-- Work instruction --
Beginning at the top of the listing, repeat each line exactly until the line with "Use the orbital" has been repeated too.

-- Dataset extract --
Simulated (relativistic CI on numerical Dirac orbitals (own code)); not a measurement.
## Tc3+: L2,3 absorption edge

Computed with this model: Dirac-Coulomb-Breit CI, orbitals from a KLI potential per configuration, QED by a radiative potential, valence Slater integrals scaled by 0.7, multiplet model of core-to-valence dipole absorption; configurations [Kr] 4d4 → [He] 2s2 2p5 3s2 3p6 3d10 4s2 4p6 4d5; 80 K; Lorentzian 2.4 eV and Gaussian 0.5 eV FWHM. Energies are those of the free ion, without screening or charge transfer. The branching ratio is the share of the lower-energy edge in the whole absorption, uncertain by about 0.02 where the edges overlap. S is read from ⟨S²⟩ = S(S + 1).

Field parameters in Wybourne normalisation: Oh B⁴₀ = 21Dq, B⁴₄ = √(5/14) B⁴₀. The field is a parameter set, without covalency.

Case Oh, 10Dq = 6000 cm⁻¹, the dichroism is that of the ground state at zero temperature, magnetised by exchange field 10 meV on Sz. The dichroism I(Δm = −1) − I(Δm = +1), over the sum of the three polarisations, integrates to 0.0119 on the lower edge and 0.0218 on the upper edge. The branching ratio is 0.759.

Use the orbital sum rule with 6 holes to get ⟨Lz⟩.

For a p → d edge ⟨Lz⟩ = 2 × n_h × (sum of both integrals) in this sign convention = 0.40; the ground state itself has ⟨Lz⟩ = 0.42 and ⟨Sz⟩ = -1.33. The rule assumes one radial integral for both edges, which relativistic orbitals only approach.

-- Reply --
Simulated (relativistic CI on numerical Dirac orbitals (own code)); not a measurement.
## Tc3+: L2,3 absorption edge

Computed with this model: Dirac-Coulomb-Breit CI, orbitals from a KLI potential per configuration, QED by a radiative potential, valence Slater integrals scaled by 0.7, multiplet model of core-to-valence dipole absorption; configurations [Kr] 4d4 → [He] 2s2 2p5 3s2 3p6 3d10 4s2 4p6 4d5; 80 K; Lorentzian 2.4 eV and Gaussian 0.5 eV FWHM. Energies are those of the free ion, without screening or charge transfer. The branching ratio is the share of the lower-energy edge in the whole absorption, uncertain by about 0.02 where the edges overlap. S is read from ⟨S²⟩ = S(S + 1).

Field parameters in Wybourne normalisation: Oh B⁴₀ = 21Dq, B⁴₄ = √(5/14) B⁴₀. The field is a parameter set, without covalency.

Case Oh, 10Dq = 6000 cm⁻¹, the dichroism is that of the ground state at zero temperature, magnetised by exchange field 10 meV on Sz. The dichroism I(Δm = −1) − I(Δm = +1), over the sum of the three polarisations, integrates to 0.0119 on the lower edge and 0.0218 on the upper edge. The branching ratio is 0.759.

Use the orbital sum rule with 6 holes to get ⟨Lz⟩.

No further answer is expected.